** Data section **
- - - - - - -
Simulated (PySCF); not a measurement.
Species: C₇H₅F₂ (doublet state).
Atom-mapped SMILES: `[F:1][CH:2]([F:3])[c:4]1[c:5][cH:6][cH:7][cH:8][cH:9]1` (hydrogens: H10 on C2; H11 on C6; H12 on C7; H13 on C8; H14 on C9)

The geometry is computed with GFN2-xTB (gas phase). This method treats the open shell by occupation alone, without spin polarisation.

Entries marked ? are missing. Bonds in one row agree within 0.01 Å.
- - - - - - -

** Work task **
Begin with the first line of the listing above and write out each line exactly, ending with the line that contains "The geometry is".

** Response area **
Simulated (PySCF); not a measurement.
Species: C₇H₅F₂ (doublet state).
Atom-mapped SMILES: `[F:1][CH:2]([F:3])[c:4]1[c:5][cH:6][cH:7][cH:8][cH:9]1` (hydrogens: H10 on C2; H11 on C6; H12 on C7; H13 on C8; H14 on C9)

The geometry is computed with GFN2-xTB (gas phase). This method treats the open shell by occupation alone, without spin polarisation.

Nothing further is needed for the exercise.